● **DATA TO EXAMINE**
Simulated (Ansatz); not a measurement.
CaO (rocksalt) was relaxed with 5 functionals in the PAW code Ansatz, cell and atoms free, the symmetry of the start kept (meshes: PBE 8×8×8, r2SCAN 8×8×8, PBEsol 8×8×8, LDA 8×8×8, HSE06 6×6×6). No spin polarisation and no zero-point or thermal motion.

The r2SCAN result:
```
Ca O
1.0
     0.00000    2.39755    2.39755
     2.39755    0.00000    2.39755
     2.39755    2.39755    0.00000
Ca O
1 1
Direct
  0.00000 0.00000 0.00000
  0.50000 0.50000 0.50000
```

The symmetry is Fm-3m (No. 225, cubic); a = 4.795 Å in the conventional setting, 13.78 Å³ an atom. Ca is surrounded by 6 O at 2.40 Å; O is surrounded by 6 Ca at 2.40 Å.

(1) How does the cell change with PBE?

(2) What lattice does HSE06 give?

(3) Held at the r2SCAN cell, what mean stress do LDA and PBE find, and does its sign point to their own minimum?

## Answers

● **WORK INSTRUCTION**
Your answer should consist of every entry, repeated exactly.

● **ANSWER AREA**
Simulated (Ansatz); not a measurement.
CaO (rocksalt) was relaxed with 5 functionals in the PAW code Ansatz, cell and atoms free, the symmetry of the start kept (meshes: PBE 8×8×8, r2SCAN 8×8×8, PBEsol 8×8×8, LDA 8×8×8, HSE06 6×6×6). No spin polarisation and no zero-point or thermal motion.

The r2SCAN result:
```
Ca O
1.0
     0.00000    2.39755    2.39755
     2.39755    0.00000    2.39755
     2.39755    2.39755    0.00000
Ca O
1 1
Direct
  0.00000 0.00000 0.00000
  0.50000 0.50000 0.50000
```

The symmetry is Fm-3m (No. 225, cubic); a = 4.795 Å in the conventional setting, 13.78 Å³ an atom. Ca is surrounded by 6 O at 2.40 Å; O is surrounded by 6 Ca at 2.40 Å.

(1) How does the cell change with PBE?

(2) What lattice does HSE06 give?

(3) Held at the r2SCAN cell, what mean stress do LDA and PBE find, and does its sign point to their own minimum?

## Answers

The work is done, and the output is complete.